Start of Dataset extract
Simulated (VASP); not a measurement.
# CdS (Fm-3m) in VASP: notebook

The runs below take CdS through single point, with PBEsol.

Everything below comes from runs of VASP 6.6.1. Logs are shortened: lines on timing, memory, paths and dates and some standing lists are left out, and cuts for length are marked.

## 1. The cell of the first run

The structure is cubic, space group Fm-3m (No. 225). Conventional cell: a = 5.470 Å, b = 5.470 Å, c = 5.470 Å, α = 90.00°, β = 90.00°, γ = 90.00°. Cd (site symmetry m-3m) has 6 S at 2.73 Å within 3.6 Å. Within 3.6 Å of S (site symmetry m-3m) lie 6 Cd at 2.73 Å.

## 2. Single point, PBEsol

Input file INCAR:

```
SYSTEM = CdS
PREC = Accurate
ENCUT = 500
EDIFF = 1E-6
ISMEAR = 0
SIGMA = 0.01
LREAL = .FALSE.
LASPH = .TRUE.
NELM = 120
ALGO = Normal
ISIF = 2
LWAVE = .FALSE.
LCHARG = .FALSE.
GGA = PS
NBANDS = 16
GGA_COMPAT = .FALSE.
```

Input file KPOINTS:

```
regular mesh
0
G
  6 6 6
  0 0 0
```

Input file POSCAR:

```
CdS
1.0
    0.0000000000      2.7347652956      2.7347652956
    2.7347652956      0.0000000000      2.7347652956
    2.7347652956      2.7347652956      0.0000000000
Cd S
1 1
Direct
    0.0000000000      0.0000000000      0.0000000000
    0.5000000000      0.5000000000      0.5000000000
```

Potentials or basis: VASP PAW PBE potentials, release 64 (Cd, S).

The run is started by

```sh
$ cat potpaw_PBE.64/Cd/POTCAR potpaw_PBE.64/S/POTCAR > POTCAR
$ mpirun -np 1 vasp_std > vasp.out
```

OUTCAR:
End of Dataset extract

> **Work request**
Starting at the top of the data above, repeat every line exactly until the line containing "Everything below comes" has been given, then stop.

> **Written reply**
Simulated (VASP); not a measurement.
# CdS (Fm-3m) in VASP: notebook

The runs below take CdS through single point, with PBEsol.

Everything below comes from runs of VASP 6.6.1. Logs are shortened: lines on timing, memory, paths and dates and some standing lists are left out, and cuts for length are marked.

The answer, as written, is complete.